> **Work order**
In the listing below, find the line that contains "Q: What are" and the line that contains "C11 = 281.1, C12". Quote both and every line between them, exactly, and nothing more.

Material supplied: Begin

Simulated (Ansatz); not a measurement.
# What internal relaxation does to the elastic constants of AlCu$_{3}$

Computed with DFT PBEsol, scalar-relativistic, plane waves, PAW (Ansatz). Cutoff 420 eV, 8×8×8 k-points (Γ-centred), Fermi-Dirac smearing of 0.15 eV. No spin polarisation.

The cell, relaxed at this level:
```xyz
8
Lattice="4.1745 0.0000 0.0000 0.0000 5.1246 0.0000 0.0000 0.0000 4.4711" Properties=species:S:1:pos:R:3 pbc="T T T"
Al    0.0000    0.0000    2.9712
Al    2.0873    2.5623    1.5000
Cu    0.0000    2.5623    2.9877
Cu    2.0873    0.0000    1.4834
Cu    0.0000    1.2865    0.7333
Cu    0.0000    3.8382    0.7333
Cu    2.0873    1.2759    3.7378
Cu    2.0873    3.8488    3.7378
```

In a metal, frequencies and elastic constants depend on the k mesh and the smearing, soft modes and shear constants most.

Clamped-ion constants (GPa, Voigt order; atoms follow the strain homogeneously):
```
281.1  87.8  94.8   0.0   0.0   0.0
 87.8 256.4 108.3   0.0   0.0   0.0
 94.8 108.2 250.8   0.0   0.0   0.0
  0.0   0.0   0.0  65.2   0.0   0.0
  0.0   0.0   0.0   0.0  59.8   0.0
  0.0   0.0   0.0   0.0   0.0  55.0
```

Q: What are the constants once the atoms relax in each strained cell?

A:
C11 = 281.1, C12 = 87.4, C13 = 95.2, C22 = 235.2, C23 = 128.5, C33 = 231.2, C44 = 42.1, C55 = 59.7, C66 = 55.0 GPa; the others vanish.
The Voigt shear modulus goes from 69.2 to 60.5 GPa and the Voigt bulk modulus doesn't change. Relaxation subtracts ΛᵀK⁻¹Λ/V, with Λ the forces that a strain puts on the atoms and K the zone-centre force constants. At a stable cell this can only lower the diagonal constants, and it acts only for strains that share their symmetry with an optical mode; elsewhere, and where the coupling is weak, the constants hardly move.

Material supplied: End

> **Response box**
Q: What are the constants once the atoms relax in each strained cell?

A:
C11 = 281.1, C12 = 87.4, C13 = 95.2, C22 = 235.2, C23 = 128.5, C33 = 231.2, C44 = 42.1, C55 = 59.7, C66 = 55.0 GPa; the others vanish.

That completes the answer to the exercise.